→ **EXTRACTED ENTRIES**
▬▬▬

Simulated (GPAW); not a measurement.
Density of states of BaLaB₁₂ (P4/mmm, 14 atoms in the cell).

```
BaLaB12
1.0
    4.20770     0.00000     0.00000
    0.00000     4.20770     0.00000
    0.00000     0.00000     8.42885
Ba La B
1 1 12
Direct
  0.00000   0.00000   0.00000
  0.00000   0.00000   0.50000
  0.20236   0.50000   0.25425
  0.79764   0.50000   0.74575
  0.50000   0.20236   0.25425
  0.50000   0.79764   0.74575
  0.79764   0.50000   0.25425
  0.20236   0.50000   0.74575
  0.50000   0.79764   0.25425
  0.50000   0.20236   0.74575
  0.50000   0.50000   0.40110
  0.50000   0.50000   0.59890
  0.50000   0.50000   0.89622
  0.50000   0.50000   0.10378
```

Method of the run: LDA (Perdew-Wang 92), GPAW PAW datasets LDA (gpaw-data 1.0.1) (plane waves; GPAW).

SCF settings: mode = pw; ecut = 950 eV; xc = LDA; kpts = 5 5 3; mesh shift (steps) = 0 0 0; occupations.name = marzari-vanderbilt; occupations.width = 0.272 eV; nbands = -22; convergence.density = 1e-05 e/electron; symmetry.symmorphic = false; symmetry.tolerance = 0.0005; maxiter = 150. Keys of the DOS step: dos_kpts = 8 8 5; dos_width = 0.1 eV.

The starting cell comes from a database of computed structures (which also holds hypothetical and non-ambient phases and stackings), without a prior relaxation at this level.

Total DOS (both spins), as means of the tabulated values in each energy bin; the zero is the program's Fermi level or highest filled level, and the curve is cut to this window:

▬▬▬

→ **BRIEF**
Copy out the data above word for word, starting at its first line and ending with the line that contains "The starting cell".

→ **ANSWER BOX**
Simulated (GPAW); not a measurement.
Density of states of BaLaB₁₂ (P4/mmm, 14 atoms in the cell).

```
BaLaB12
1.0
    4.20770     0.00000     0.00000
    0.00000     4.20770     0.00000
    0.00000     0.00000     8.42885
Ba La B
1 1 12
Direct
  0.00000   0.00000   0.00000
  0.00000   0.00000   0.50000
  0.20236   0.50000   0.25425
  0.79764   0.50000   0.74575
  0.50000   0.20236   0.25425
  0.50000   0.79764   0.74575
  0.79764   0.50000   0.25425
  0.20236   0.50000   0.74575
  0.50000   0.79764   0.25425
  0.50000   0.20236   0.74575
  0.50000   0.50000   0.40110
  0.50000   0.50000   0.59890
  0.50000   0.50000   0.89622
  0.50000   0.50000   0.10378
```

Method of the run: LDA (Perdew-Wang 92), GPAW PAW datasets LDA (gpaw-data 1.0.1) (plane waves; GPAW).

SCF settings: mode = pw; ecut = 950 eV; xc = LDA; kpts = 5 5 3; mesh shift (steps) = 0 0 0; occupations.name = marzari-vanderbilt; occupations.width = 0.272 eV; nbands = -22; convergence.density = 1e-05 e/electron; symmetry.symmorphic = false; symmetry.tolerance = 0.0005; maxiter = 150. Keys of the DOS step: dos_kpts = 8 8 5; dos_width = 0.1 eV.

The starting cell comes from a database of computed structures (which also holds hypothetical and non-ambient phases and stackings), without a prior relaxation at this level.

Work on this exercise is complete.